● **Work request**:
Write every entry out again, exactly as given.

********************

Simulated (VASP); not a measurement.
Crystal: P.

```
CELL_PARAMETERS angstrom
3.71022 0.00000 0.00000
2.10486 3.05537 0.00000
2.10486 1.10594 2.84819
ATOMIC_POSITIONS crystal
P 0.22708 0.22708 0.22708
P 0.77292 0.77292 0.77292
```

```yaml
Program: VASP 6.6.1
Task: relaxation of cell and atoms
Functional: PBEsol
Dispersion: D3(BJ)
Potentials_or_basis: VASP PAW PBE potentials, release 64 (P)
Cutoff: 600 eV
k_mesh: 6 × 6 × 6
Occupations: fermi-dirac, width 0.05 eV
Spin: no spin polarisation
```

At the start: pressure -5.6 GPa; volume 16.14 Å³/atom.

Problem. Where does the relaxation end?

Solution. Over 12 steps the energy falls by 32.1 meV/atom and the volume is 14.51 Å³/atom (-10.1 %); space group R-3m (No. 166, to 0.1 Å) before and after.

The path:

********************

● **Task answer**:
Simulated (VASP); not a measurement.
Crystal: P.

```
CELL_PARAMETERS angstrom
3.71022 0.00000 0.00000
2.10486 3.05537 0.00000
2.10486 1.10594 2.84819
ATOMIC_POSITIONS crystal
P 0.22708 0.22708 0.22708
P 0.77292 0.77292 0.77292
```

```yaml
Program: VASP 6.6.1
Task: relaxation of cell and atoms
Functional: PBEsol
Dispersion: D3(BJ)
Potentials_or_basis: VASP PAW PBE potentials, release 64 (P)
Cutoff: 600 eV
k_mesh: 6 × 6 × 6
Occupations: fermi-dirac, width 0.05 eV
Spin: no spin polarisation
```

At the start: pressure -5.6 GPa; volume 16.14 Å³/atom.

Problem. Where does the relaxation end?

Solution. Over 12 steps the energy falls by 32.1 meV/atom and the volume is 14.51 Å³/atom (-10.1 %); space group R-3m (No. 166, to 0.1 Å) before and after.

The path:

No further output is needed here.